SUPPLIED DATA »
.....

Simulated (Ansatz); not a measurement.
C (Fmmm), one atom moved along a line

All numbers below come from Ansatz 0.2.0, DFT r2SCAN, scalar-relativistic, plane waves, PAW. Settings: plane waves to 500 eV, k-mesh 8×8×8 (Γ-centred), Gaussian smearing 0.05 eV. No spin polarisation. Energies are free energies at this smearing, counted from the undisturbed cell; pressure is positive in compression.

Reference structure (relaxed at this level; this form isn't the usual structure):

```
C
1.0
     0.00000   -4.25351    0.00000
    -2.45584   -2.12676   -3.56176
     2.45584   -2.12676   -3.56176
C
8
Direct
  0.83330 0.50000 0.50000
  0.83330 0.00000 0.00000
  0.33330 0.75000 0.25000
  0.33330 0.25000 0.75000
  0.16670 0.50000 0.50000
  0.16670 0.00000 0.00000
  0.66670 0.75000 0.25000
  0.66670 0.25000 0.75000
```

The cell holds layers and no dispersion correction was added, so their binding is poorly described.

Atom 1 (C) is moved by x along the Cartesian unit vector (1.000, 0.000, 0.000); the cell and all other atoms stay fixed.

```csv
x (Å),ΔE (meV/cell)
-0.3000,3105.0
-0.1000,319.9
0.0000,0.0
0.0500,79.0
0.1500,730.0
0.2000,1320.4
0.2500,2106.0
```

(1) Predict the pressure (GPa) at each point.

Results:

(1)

.....

ASSIGNMENT »
Every line from the top of the material above through the line holding "C (Fmmm), one atom moved along a line" should be reproduced word for word, and nothing beyond it.

WRITTEN REPLY »
Simulated (Ansatz); not a measurement.
C (Fmmm), one atom moved along a line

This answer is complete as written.